• _Action item_: Your job is to set down the stretch of entries that opens with the line containing "Base result: E(SCF)" and closes with the line containing "Hardware: Intel Xeon". Keep both end lines, copy each exactly, and add nothing.

• _Stored data_:
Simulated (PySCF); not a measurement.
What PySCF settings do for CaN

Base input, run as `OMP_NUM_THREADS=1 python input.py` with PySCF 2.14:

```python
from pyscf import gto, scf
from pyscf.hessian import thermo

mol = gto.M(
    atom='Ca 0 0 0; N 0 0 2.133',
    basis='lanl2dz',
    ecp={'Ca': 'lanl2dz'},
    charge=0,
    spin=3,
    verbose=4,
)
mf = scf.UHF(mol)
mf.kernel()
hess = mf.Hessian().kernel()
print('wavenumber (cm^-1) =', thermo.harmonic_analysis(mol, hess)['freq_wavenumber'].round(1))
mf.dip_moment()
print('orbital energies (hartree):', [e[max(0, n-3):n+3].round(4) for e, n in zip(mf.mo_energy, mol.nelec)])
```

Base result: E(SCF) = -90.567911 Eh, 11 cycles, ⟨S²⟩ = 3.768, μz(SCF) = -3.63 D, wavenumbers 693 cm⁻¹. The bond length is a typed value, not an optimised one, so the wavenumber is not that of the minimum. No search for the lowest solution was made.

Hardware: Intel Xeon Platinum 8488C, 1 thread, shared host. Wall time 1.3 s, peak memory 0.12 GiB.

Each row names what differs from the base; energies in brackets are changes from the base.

• _Exercise response_:
Base result: E(SCF) = -90.567911 Eh, 11 cycles, ⟨S²⟩ = 3.768, μz(SCF) = -3.63 D, wavenumbers 693 cm⁻¹. The bond length is a typed value, not an optimised one, so the wavenumber is not that of the minimum. No search for the lowest solution was made.

Hardware: Intel Xeon Platinum 8488C, 1 thread, shared host. Wall time 1.3 s, peak memory 0.12 GiB.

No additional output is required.